◆ **Recorded data**:

☆ ☆ ☆ ☆ ☆

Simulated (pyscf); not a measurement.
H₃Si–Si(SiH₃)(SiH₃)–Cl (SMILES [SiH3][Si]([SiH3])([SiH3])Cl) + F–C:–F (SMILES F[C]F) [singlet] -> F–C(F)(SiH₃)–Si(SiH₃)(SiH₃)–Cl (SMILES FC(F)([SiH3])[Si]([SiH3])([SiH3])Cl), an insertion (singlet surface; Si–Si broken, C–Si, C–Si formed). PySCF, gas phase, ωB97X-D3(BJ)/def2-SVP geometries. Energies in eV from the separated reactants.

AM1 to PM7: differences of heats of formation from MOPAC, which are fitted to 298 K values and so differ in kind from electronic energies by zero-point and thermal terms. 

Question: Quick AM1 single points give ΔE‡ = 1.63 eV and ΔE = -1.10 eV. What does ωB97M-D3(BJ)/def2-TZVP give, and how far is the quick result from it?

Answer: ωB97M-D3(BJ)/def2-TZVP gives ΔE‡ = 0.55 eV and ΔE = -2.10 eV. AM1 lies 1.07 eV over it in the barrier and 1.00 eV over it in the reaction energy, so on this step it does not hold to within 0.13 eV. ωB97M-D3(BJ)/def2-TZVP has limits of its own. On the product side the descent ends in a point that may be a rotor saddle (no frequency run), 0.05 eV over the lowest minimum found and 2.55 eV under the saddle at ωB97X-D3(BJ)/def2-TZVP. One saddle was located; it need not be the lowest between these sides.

☆ ☆ ☆ ☆ ☆

◆ **Required action**:
Return, line for line and unchanged, the data from its first line through the line containing "Question: Quick AM1".

◆ **Solution**:
Simulated (pyscf); not a measurement.
H₃Si–Si(SiH₃)(SiH₃)–Cl (SMILES [SiH3][Si]([SiH3])([SiH3])Cl) + F–C:–F (SMILES F[C]F) [singlet] -> F–C(F)(SiH₃)–Si(SiH₃)(SiH₃)–Cl (SMILES FC(F)([SiH3])[Si]([SiH3])([SiH3])Cl), an insertion (singlet surface; Si–Si broken, C–Si, C–Si formed). PySCF, gas phase, ωB97X-D3(BJ)/def2-SVP geometries. Energies in eV from the separated reactants.

AM1 to PM7: differences of heats of formation from MOPAC, which are fitted to 298 K values and so differ in kind from electronic energies by zero-point and thermal terms. 

Question: Quick AM1 single points give ΔE‡ = 1.63 eV and ΔE = -1.10 eV. What does ωB97M-D3(BJ)/def2-TZVP give, and how far is the quick result from it?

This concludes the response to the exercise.